[Extracted records]
Content starts

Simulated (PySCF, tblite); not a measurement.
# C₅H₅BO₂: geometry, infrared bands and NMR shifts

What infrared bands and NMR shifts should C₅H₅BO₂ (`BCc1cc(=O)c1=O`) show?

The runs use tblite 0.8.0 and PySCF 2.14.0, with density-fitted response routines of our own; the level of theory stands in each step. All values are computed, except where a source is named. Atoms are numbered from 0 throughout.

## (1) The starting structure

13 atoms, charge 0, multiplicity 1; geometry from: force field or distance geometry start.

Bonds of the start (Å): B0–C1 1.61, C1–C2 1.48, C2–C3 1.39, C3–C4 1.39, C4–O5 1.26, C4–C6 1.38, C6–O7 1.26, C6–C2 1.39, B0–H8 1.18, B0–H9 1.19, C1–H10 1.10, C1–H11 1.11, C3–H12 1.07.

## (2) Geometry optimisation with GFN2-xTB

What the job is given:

Content ends

Please print the lines from the start of the records up to and including the line with "## (2) Geometry optimisation with GFN2-xTB", copying each one exactly and leaving out the rest.

Simulated (PySCF, tblite); not a measurement.
# C₅H₅BO₂: geometry, infrared bands and NMR shifts

What infrared bands and NMR shifts should C₅H₅BO₂ (`BCc1cc(=O)c1=O`) show?

The runs use tblite 0.8.0 and PySCF 2.14.0, with density-fitted response routines of our own; the level of theory stands in each step. All values are computed, except where a source is named. Atoms are numbered from 0 throughout.

## (1) The starting structure

13 atoms, charge 0, multiplicity 1; geometry from: force field or distance geometry start.

Bonds of the start (Å): B0–C1 1.61, C1–C2 1.48, C2–C3 1.39, C3–C4 1.39, C4–O5 1.26, C4–C6 1.38, C6–O7 1.26, C6–C2 1.39, B0–H8 1.18, B0–H9 1.19, C1–H10 1.10, C1–H11 1.11, C3–H12 1.07.

## (2) Geometry optimisation with GFN2-xTB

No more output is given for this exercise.